○ ○ ○ ○

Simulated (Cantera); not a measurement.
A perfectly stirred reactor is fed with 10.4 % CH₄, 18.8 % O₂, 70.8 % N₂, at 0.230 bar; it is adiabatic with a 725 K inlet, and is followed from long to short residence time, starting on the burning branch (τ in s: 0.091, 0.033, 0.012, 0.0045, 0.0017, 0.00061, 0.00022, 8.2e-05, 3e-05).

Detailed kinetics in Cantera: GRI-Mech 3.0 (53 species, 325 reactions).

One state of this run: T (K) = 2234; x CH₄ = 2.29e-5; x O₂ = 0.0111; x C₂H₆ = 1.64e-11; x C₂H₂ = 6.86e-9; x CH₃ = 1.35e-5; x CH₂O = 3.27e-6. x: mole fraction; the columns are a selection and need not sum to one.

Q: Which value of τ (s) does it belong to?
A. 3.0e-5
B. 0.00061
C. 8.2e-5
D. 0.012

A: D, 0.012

○ ○ ○ ○

**Assigned task:** Everything in the records must be returned exactly.

**Response:**
Simulated (Cantera); not a measurement.
A perfectly stirred reactor is fed with 10.4 % CH₄, 18.8 % O₂, 70.8 % N₂, at 0.230 bar; it is adiabatic with a 725 K inlet, and is followed from long to short residence time, starting on the burning branch (τ in s: 0.091, 0.033, 0.012, 0.0045, 0.0017, 0.00061, 0.00022, 8.2e-05, 3e-05).

Detailed kinetics in Cantera: GRI-Mech 3.0 (53 species, 325 reactions).

One state of this run: T (K) = 2234; x CH₄ = 2.29e-5; x O₂ = 0.0111; x C₂H₆ = 1.64e-11; x C₂H₂ = 6.86e-9; x CH₃ = 1.35e-5; x CH₂O = 3.27e-6. x: mole fraction; the columns are a selection and need not sum to one.

Q: Which value of τ (s) does it belong to?
A. 3.0e-5
B. 0.00061
C. 8.2e-5
D. 0.012

A: D, 0.012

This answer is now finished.